From the top of the records below, return each line exactly, ending with the line that contains "## 1. The system as given".

*** Listed records ***
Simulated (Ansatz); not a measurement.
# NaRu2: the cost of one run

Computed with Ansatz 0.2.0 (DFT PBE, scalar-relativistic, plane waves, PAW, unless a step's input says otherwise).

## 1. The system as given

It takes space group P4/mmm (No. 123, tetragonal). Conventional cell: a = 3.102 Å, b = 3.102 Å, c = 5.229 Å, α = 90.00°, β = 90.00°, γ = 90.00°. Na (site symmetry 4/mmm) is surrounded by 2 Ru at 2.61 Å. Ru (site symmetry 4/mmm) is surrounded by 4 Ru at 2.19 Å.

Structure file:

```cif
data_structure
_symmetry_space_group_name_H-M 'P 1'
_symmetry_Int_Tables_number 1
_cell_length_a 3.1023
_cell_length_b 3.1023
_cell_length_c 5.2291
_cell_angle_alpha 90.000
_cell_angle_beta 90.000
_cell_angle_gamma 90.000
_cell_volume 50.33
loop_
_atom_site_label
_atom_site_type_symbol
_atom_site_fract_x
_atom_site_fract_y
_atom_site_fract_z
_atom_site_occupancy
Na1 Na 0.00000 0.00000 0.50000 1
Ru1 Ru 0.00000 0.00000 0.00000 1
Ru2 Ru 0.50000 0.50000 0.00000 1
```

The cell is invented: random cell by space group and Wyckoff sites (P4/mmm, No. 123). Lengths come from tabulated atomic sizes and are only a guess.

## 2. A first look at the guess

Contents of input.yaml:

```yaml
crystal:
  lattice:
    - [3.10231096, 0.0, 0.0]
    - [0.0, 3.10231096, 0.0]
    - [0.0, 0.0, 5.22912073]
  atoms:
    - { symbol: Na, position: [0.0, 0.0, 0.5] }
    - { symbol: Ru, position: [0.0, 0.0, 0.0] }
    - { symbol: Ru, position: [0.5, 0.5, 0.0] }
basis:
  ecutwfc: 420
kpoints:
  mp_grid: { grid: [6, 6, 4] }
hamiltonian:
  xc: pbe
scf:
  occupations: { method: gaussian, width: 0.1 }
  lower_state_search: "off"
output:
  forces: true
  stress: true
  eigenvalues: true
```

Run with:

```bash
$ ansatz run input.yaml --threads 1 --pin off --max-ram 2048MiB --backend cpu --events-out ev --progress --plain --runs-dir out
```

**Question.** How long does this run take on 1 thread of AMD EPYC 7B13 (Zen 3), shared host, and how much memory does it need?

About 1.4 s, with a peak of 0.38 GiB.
*** End of Listed records ***

# [Written response]
Simulated (Ansatz); not a measurement.
# NaRu2: the cost of one run

Computed with Ansatz 0.2.0 (DFT PBE, scalar-relativistic, plane waves, PAW, unless a step's input says otherwise).

## 1. The system as given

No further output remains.